Work task: Starting at the first line of the data below, repeat each line word for word up to and including the line with "k mesh: 1 x 1 x 1, Gamma-centred".

========
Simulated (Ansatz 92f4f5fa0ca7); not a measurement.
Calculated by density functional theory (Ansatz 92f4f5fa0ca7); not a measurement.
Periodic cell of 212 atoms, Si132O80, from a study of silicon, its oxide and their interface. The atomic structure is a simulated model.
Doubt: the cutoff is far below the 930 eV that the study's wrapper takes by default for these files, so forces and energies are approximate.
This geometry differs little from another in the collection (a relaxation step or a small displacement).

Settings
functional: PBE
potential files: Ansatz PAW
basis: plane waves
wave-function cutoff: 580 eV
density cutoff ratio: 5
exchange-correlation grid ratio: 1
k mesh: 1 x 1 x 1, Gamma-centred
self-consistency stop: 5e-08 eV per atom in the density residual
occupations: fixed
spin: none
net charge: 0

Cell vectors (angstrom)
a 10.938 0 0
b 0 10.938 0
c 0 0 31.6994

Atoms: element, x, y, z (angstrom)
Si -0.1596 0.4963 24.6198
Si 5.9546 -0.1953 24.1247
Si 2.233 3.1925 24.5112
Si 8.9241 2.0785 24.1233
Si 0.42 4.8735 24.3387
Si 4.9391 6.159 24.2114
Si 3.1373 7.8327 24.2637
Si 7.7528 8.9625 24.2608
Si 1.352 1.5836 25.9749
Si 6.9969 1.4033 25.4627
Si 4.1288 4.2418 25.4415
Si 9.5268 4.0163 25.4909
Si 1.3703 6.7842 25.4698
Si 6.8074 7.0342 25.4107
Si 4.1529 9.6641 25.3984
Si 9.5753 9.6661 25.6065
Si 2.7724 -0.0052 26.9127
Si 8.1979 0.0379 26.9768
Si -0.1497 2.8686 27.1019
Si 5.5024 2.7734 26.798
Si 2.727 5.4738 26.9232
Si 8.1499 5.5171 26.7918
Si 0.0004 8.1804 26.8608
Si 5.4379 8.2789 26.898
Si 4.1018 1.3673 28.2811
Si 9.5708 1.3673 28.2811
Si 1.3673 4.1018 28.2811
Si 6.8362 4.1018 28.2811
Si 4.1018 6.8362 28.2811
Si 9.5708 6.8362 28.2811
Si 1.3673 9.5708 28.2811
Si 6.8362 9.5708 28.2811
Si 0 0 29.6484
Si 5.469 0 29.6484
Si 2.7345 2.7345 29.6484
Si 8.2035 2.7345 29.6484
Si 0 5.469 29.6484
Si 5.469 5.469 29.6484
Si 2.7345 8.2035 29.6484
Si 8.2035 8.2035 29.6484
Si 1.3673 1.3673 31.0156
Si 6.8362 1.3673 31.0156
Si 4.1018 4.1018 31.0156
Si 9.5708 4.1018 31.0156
========

Your solution:
Simulated (Ansatz 92f4f5fa0ca7); not a measurement.
Calculated by density functional theory (Ansatz 92f4f5fa0ca7); not a measurement.
Periodic cell of 212 atoms, Si132O80, from a study of silicon, its oxide and their interface. The atomic structure is a simulated model.
Doubt: the cutoff is far below the 930 eV that the study's wrapper takes by default for these files, so forces and energies are approximate.
This geometry differs little from another in the collection (a relaxation step or a small displacement).

Settings
functional: PBE
potential files: Ansatz PAW
basis: plane waves
wave-function cutoff: 580 eV
density cutoff ratio: 5
exchange-correlation grid ratio: 1
k mesh: 1 x 1 x 1, Gamma-centred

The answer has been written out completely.